REQUIREMENT — Only an exact copy of every record counts as an answer.

——

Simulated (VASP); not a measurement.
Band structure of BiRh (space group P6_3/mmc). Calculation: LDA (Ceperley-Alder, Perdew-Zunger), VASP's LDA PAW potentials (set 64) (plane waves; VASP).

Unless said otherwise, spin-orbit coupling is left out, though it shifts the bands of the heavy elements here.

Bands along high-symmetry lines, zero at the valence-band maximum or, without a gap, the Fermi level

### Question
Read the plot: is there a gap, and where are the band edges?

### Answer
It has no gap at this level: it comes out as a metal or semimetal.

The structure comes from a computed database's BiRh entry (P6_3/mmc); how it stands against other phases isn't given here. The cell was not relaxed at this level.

——

WRITTEN SOLUTION —
Simulated (VASP); not a measurement.
Band structure of BiRh (space group P6_3/mmc). Calculation: LDA (Ceperley-Alder, Perdew-Zunger), VASP's LDA PAW potentials (set 64) (plane waves; VASP).

Unless said otherwise, spin-orbit coupling is left out, though it shifts the bands of the heavy elements here.

Bands along high-symmetry lines, zero at the valence-band maximum or, without a gap, the Fermi level

### Question
Read the plot: is there a gap, and where are the band edges?

### Answer
It has no gap at this level: it comes out as a metal or semimetal.

The structure comes from a computed database's BiRh entry (P6_3/mmc); how it stands against other phases isn't given here. The cell was not relaxed at this level.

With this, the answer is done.